_Work item_
Reprint the entries without altering anything.

_Given data_
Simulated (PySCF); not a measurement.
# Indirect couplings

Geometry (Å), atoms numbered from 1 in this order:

_Response box_
Simulated (PySCF); not a measurement.
# Indirect couplings

Geometry (Å), atoms numbered from 1 in this order:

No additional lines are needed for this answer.